ASSIGNMENT> Reproduce the whole listing, keeping each line as it is.

DATA EXTRACT>
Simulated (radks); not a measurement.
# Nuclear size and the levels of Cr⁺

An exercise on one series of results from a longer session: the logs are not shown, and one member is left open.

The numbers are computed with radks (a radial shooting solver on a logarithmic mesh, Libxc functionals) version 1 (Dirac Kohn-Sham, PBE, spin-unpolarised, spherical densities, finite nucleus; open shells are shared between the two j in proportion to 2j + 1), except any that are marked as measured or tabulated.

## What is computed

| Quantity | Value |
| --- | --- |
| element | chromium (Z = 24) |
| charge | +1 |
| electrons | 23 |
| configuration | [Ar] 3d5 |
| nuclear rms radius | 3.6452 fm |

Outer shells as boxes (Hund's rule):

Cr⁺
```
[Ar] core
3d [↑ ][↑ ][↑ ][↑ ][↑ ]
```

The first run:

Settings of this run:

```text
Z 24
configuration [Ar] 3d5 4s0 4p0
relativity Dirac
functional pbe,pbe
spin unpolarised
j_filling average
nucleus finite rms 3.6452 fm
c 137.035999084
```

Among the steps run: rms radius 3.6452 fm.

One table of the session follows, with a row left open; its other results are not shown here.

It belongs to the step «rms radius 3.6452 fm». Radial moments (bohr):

TASK ANSWER>
Simulated (radks); not a measurement.
# Nuclear size and the levels of Cr⁺

An exercise on one series of results from a longer session: the logs are not shown, and one member is left open.

The numbers are computed with radks (a radial shooting solver on a logarithmic mesh, Libxc functionals) version 1 (Dirac Kohn-Sham, PBE, spin-unpolarised, spherical densities, finite nucleus; open shells are shared between the two j in proportion to 2j + 1), except any that are marked as measured or tabulated.

## What is computed

| Quantity | Value |
| --- | --- |
| element | chromium (Z = 24) |
| charge | +1 |
| electrons | 23 |
| configuration | [Ar] 3d5 |
| nuclear rms radius | 3.6452 fm |

Outer shells as boxes (Hund's rule):

Cr⁺
```
[Ar] core
3d [↑ ][↑ ][↑ ][↑ ][↑ ]
```

The first run:

Settings of this run:

```text
Z 24
configuration [Ar] 3d5 4s0 4p0
relativity Dirac
functional pbe,pbe
spin unpolarised
j_filling average
nucleus finite rms 3.6452 fm
c 137.035999084
```

Among the steps run: rms radius 3.6452 fm.

One table of the session follows, with a row left open; its other results are not shown here.

It belongs to the step «rms radius 3.6452 fm». Radial moments (bohr):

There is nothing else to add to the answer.